## Source material
.....

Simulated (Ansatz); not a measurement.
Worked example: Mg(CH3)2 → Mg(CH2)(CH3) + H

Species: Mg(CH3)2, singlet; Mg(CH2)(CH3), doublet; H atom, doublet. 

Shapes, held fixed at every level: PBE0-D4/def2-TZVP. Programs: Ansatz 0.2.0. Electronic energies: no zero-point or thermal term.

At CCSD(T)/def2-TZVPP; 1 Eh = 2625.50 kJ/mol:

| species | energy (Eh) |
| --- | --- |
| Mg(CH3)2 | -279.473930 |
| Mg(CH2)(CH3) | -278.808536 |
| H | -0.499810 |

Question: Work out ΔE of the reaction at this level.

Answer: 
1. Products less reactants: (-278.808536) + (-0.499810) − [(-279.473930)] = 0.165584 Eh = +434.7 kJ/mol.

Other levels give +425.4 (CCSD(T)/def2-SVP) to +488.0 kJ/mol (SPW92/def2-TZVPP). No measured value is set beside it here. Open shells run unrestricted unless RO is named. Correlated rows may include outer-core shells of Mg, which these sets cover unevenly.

.....

## Work request
The response must reproduce the whole listing exactly.

## Answer area
Simulated (Ansatz); not a measurement.
Worked example: Mg(CH3)2 → Mg(CH2)(CH3) + H

Species: Mg(CH3)2, singlet; Mg(CH2)(CH3), doublet; H atom, doublet. 

Shapes, held fixed at every level: PBE0-D4/def2-TZVP. Programs: Ansatz 0.2.0. Electronic energies: no zero-point or thermal term.

At CCSD(T)/def2-TZVPP; 1 Eh = 2625.50 kJ/mol:

| species | energy (Eh) |
| --- | --- |
| Mg(CH3)2 | -279.473930 |
| Mg(CH2)(CH3) | -278.808536 |
| H | -0.499810 |

Question: Work out ΔE of the reaction at this level.

Answer: 
1. Products less reactants: (-278.808536) + (-0.499810) − [(-279.473930)] = 0.165584 Eh = +434.7 kJ/mol.

Other levels give +425.4 (CCSD(T)/def2-SVP) to +488.0 kJ/mol (SPW92/def2-TZVPP). No measured value is set beside it here. Open shells run unrestricted unless RO is named. Correlated rows may include outer-core shells of Mg, which these sets cover unevenly.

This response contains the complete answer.